-------------------------

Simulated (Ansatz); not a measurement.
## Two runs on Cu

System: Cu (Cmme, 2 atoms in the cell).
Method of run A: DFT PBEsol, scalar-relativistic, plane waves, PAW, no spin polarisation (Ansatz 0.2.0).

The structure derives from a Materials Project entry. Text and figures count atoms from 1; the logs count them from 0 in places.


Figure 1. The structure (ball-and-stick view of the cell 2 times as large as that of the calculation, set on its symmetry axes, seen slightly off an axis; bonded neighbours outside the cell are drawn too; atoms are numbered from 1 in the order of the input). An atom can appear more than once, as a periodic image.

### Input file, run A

-------------------------

Please print the material again in full, exactly as it is.

Simulated (Ansatz); not a measurement.
## Two runs on Cu

System: Cu (Cmme, 2 atoms in the cell).
Method of run A: DFT PBEsol, scalar-relativistic, plane waves, PAW, no spin polarisation (Ansatz 0.2.0).

The structure derives from a Materials Project entry. Text and figures count atoms from 1; the logs count them from 0 in places.


Figure 1. The structure (ball-and-stick view of the cell 2 times as large as that of the calculation, set on its symmetry axes, seen slightly off an axis; bonded neighbours outside the cell are drawn too; atoms are numbered from 1 in the order of the input). An atom can appear more than once, as a periodic image.

### Input file, run A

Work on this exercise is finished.